Start of Records provided
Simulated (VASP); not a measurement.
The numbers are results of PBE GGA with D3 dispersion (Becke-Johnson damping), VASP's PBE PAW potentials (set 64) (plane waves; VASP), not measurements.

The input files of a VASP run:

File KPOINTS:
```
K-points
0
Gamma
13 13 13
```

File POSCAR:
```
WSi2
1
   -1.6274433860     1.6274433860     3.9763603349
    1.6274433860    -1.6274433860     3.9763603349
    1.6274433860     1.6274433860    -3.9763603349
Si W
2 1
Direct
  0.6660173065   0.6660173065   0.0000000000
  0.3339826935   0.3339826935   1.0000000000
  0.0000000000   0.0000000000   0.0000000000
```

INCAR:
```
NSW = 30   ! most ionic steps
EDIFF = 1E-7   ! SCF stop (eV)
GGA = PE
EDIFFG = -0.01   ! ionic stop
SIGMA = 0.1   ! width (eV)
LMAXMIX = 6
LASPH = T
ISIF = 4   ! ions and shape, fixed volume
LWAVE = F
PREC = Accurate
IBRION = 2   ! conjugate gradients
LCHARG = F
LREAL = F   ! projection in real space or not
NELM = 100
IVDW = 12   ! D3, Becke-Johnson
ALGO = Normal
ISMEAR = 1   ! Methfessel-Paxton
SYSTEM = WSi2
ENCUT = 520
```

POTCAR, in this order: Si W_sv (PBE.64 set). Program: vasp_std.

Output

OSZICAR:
End of Records provided

Requirement
Reproduce every entry above exactly as it was written.

Exercise solution
Simulated (VASP); not a measurement.
The numbers are results of PBE GGA with D3 dispersion (Becke-Johnson damping), VASP's PBE PAW potentials (set 64) (plane waves; VASP), not measurements.

The input files of a VASP run:

File KPOINTS:
```
K-points
0
Gamma
13 13 13
```

File POSCAR:
```
WSi2
1
   -1.6274433860     1.6274433860     3.9763603349
    1.6274433860    -1.6274433860     3.9763603349
    1.6274433860     1.6274433860    -3.9763603349
Si W
2 1
Direct
  0.6660173065   0.6660173065   0.0000000000
  0.3339826935   0.3339826935   1.0000000000
  0.0000000000   0.0000000000   0.0000000000
```

INCAR:
```
NSW = 30   ! most ionic steps
EDIFF = 1E-7   ! SCF stop (eV)
GGA = PE
EDIFFG = -0.01   ! ionic stop
SIGMA = 0.1   ! width (eV)
LMAXMIX = 6
LASPH = T
ISIF = 4   ! ions and shape, fixed volume
LWAVE = F
PREC = Accurate
IBRION = 2   ! conjugate gradients
LCHARG = F
LREAL = F   ! projection in real space or not
NELM = 100
IVDW = 12   ! D3, Becke-Johnson
ALGO = Normal
ISMEAR = 1   ! Methfessel-Paxton
SYSTEM = WSi2
ENCUT = 520
```

POTCAR, in this order: Si W_sv (PBE.64 set). Program: vasp_std.

Output

OSZICAR:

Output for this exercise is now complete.